━━━━━━
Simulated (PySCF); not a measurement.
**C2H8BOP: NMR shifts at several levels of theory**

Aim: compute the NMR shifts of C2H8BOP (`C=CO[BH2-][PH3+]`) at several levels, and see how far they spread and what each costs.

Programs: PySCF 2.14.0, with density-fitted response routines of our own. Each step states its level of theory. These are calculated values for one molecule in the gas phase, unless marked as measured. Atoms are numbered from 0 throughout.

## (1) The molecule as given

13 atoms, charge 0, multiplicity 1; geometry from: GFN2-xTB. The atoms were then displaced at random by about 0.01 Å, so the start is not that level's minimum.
━━━━━━

* _WORK ORDER_
Please output the records shown above, with every character intact.

* _RESULT_
Simulated (PySCF); not a measurement.
**C2H8BOP: NMR shifts at several levels of theory**

Aim: compute the NMR shifts of C2H8BOP (`C=CO[BH2-][PH3+]`) at several levels, and see how far they spread and what each costs.

Programs: PySCF 2.14.0, with density-fitted response routines of our own. Each step states its level of theory. These are calculated values for one molecule in the gas phase, unless marked as measured. Atoms are numbered from 0 throughout.

## (1) The molecule as given

13 atoms, charge 0, multiplicity 1; geometry from: GFN2-xTB. The atoms were then displaced at random by about 0.01 Å, so the start is not that level's minimum.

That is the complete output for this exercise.